/---

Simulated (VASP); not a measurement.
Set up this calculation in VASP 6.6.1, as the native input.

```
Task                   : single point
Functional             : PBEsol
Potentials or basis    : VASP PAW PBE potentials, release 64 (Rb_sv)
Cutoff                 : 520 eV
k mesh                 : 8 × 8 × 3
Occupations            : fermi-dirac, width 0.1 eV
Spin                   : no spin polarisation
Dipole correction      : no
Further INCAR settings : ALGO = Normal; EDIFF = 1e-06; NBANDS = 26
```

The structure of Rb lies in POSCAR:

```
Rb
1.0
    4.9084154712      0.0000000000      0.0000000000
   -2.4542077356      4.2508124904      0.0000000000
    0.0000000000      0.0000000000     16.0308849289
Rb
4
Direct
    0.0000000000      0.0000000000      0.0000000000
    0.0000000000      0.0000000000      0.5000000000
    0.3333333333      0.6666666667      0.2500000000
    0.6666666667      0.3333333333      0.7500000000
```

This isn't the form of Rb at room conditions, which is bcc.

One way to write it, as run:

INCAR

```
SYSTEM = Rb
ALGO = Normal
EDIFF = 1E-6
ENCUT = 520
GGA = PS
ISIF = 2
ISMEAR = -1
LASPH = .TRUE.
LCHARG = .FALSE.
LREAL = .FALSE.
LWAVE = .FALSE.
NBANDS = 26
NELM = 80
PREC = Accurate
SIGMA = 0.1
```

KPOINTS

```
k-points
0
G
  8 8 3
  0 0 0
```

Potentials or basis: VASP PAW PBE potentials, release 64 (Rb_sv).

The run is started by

\---

**Work instruction:** Each line from the start of the listing through the line with "Potentials or basis: VASP" is to be restated verbatim, both ends included.

**Written answer:**
Simulated (VASP); not a measurement.
Set up this calculation in VASP 6.6.1, as the native input.

```
Task                   : single point
Functional             : PBEsol
Potentials or basis    : VASP PAW PBE potentials, release 64 (Rb_sv)
Cutoff                 : 520 eV
k mesh                 : 8 × 8 × 3
Occupations            : fermi-dirac, width 0.1 eV
Spin                   : no spin polarisation
Dipole correction      : no
Further INCAR settings : ALGO = Normal; EDIFF = 1e-06; NBANDS = 26
```

The structure of Rb lies in POSCAR:

```
Rb
1.0
    4.9084154712      0.0000000000      0.0000000000
   -2.4542077356      4.2508124904      0.0000000000
    0.0000000000      0.0000000000     16.0308849289
Rb
4
Direct
    0.0000000000      0.0000000000      0.0000000000
    0.0000000000      0.0000000000      0.5000000000
    0.3333333333      0.6666666667      0.2500000000
    0.6666666667      0.3333333333      0.7500000000
```

This isn't the form of Rb at room conditions, which is bcc.

One way to write it, as run:

INCAR

```
SYSTEM = Rb
ALGO = Normal
EDIFF = 1E-6
ENCUT = 520
GGA = PS
ISIF = 2
ISMEAR = -1
LASPH = .TRUE.
LCHARG = .FALSE.
LREAL = .FALSE.
LWAVE = .FALSE.
NBANDS = 26
NELM = 80
PREC = Accurate
SIGMA = 0.1
```

KPOINTS

```
k-points
0
G
  8 8 3
  0 0 0
```

Potentials or basis: VASP PAW PBE potentials, release 64 (Rb_sv).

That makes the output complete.